━━━ Listed entries

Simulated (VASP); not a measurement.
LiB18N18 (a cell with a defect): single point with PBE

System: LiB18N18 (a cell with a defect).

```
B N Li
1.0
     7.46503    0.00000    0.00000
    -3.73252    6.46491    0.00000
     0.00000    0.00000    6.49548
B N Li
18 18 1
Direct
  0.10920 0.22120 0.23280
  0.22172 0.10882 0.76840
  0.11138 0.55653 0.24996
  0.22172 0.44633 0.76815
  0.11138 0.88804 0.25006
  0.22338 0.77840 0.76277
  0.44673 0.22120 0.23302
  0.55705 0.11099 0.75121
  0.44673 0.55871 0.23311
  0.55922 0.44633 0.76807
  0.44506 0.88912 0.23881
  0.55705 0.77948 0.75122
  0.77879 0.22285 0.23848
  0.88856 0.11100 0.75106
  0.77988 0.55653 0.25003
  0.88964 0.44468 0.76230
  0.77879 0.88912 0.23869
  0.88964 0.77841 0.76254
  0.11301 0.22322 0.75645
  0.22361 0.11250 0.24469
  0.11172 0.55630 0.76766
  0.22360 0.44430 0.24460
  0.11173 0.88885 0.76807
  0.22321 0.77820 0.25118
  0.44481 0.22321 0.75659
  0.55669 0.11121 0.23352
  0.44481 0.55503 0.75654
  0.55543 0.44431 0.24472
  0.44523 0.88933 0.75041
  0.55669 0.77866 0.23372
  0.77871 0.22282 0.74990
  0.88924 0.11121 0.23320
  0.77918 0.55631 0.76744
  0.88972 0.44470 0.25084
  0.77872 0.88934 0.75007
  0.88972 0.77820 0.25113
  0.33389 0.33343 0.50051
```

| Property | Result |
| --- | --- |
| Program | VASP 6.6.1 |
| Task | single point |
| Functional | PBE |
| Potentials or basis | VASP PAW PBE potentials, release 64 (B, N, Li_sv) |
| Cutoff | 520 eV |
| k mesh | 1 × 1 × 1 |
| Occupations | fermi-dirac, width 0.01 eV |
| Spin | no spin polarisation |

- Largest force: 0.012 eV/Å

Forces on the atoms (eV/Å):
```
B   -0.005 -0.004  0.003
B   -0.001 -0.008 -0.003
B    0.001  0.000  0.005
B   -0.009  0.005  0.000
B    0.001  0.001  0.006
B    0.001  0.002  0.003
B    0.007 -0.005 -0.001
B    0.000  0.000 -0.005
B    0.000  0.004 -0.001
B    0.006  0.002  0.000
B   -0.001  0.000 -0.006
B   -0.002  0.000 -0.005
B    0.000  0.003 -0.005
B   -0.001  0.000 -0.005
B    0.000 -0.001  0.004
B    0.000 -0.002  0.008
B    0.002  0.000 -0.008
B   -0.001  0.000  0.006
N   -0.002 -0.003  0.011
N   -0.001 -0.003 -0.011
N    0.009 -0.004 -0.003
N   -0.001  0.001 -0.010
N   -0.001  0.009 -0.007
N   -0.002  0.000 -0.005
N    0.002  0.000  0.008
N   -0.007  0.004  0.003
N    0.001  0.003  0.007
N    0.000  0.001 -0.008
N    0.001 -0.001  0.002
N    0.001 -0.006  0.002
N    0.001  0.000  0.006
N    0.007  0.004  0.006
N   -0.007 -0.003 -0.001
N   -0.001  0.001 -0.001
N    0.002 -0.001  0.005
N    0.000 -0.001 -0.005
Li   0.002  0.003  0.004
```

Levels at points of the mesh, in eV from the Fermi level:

━━━━━━

Task item: Every line from the start of the material above through the line that contains "width 0.01 eV |" must be written out exactly, with both ends included.

Exercise answer:
Simulated (VASP); not a measurement.
LiB18N18 (a cell with a defect): single point with PBE

System: LiB18N18 (a cell with a defect).

```
B N Li
1.0
     7.46503    0.00000    0.00000
    -3.73252    6.46491    0.00000
     0.00000    0.00000    6.49548
B N Li
18 18 1
Direct
  0.10920 0.22120 0.23280
  0.22172 0.10882 0.76840
  0.11138 0.55653 0.24996
  0.22172 0.44633 0.76815
  0.11138 0.88804 0.25006
  0.22338 0.77840 0.76277
  0.44673 0.22120 0.23302
  0.55705 0.11099 0.75121
  0.44673 0.55871 0.23311
  0.55922 0.44633 0.76807
  0.44506 0.88912 0.23881
  0.55705 0.77948 0.75122
  0.77879 0.22285 0.23848
  0.88856 0.11100 0.75106
  0.77988 0.55653 0.25003
  0.88964 0.44468 0.76230
  0.77879 0.88912 0.23869
  0.88964 0.77841 0.76254
  0.11301 0.22322 0.75645
  0.22361 0.11250 0.24469
  0.11172 0.55630 0.76766
  0.22360 0.44430 0.24460
  0.11173 0.88885 0.76807
  0.22321 0.77820 0.25118
  0.44481 0.22321 0.75659
  0.55669 0.11121 0.23352
  0.44481 0.55503 0.75654
  0.55543 0.44431 0.24472
  0.44523 0.88933 0.75041
  0.55669 0.77866 0.23372
  0.77871 0.22282 0.74990
  0.88924 0.11121 0.23320
  0.77918 0.55631 0.76744
  0.88972 0.44470 0.25084
  0.77872 0.88934 0.75007
  0.88972 0.77820 0.25113
  0.33389 0.33343 0.50051
```

| Property | Result |
| --- | --- |
| Program | VASP 6.6.1 |
| Task | single point |
| Functional | PBE |
| Potentials or basis | VASP PAW PBE potentials, release 64 (B, N, Li_sv) |
| Cutoff | 520 eV |
| k mesh | 1 × 1 × 1 |
| Occupations | fermi-dirac, width 0.01 eV |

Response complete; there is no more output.